*** Opening Data provided ***

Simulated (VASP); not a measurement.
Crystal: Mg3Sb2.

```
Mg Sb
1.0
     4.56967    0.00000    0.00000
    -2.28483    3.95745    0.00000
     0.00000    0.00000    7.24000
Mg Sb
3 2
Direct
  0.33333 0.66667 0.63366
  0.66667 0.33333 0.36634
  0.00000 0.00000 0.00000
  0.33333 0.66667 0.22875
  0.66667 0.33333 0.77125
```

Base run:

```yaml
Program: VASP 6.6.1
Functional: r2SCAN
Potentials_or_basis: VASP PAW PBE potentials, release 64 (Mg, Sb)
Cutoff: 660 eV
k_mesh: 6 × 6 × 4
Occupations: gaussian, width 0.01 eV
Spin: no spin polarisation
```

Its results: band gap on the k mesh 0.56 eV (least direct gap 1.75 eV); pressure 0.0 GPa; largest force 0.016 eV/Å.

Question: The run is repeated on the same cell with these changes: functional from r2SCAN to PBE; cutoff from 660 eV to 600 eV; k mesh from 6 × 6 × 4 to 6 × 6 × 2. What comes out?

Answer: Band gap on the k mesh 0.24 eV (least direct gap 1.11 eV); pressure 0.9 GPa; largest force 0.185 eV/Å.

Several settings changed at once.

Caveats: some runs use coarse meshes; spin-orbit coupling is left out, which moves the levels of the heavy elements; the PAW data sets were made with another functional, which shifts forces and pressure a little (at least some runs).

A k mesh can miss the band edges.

*** Closing Data provided ***

● Work task: Set down the lines of the listing above verbatim, first line through the line containing "Caveats: some runs", inclusive; add no other lines.

● Reply:
Simulated (VASP); not a measurement.
Crystal: Mg3Sb2.

```
Mg Sb
1.0
     4.56967    0.00000    0.00000
    -2.28483    3.95745    0.00000
     0.00000    0.00000    7.24000
Mg Sb
3 2
Direct
  0.33333 0.66667 0.63366
  0.66667 0.33333 0.36634
  0.00000 0.00000 0.00000
  0.33333 0.66667 0.22875
  0.66667 0.33333 0.77125
```

Base run:

```yaml
Program: VASP 6.6.1
Functional: r2SCAN
Potentials_or_basis: VASP PAW PBE potentials, release 64 (Mg, Sb)
Cutoff: 660 eV
k_mesh: 6 × 6 × 4
Occupations: gaussian, width 0.01 eV
Spin: no spin polarisation
```

Its results: band gap on the k mesh 0.56 eV (least direct gap 1.75 eV); pressure 0.0 GPa; largest force 0.016 eV/Å.

Question: The run is repeated on the same cell with these changes: functional from r2SCAN to PBE; cutoff from 660 eV to 600 eV; k mesh from 6 × 6 × 4 to 6 × 6 × 2. What comes out?

Answer: Band gap on the k mesh 0.24 eV (least direct gap 1.11 eV); pressure 0.9 GPa; largest force 0.185 eV/Å.

Several settings changed at once.

Caveats: some runs use coarse meshes; spin-orbit coupling is left out, which moves the levels of the heavy elements; the PAW data sets were made with another functional, which shifts forces and pressure a little (at least some runs).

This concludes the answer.